* Brief: Word for word, transcribe the data below.

* Dataset excerpts:
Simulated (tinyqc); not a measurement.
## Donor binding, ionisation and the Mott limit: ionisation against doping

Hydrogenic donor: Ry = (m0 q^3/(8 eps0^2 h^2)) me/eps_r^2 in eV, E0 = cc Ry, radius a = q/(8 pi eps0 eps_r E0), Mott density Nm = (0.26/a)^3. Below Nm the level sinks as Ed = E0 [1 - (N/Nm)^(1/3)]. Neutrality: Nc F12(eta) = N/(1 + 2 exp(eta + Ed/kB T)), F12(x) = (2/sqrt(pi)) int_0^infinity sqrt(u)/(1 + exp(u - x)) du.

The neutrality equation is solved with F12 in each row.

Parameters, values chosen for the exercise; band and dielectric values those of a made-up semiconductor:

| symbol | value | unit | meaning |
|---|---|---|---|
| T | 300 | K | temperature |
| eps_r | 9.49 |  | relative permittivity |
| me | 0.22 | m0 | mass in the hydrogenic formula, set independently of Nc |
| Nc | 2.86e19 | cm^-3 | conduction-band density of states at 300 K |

* Task result:
Simulated (tinyqc); not a measurement.
## Donor binding, ionisation and the Mott limit: ionisation against doping

Hydrogenic donor: Ry = (m0 q^3/(8 eps0^2 h^2)) me/eps_r^2 in eV, E0 = cc Ry, radius a = q/(8 pi eps0 eps_r E0), Mott density Nm = (0.26/a)^3. Below Nm the level sinks as Ed = E0 [1 - (N/Nm)^(1/3)]. Neutrality: Nc F12(eta) = N/(1 + 2 exp(eta + Ed/kB T)), F12(x) = (2/sqrt(pi)) int_0^infinity sqrt(u)/(1 + exp(u - x)) du.

The neutrality equation is solved with F12 in each row.

Parameters, values chosen for the exercise; band and dielectric values those of a made-up semiconductor:

| symbol | value | unit | meaning |
|---|---|---|---|
| T | 300 | K | temperature |
| eps_r | 9.49 |  | relative permittivity |
| me | 0.22 | m0 | mass in the hydrogenic formula, set independently of Nc |
| Nc | 2.86e19 | cm^-3 | conduction-band density of states at 300 K |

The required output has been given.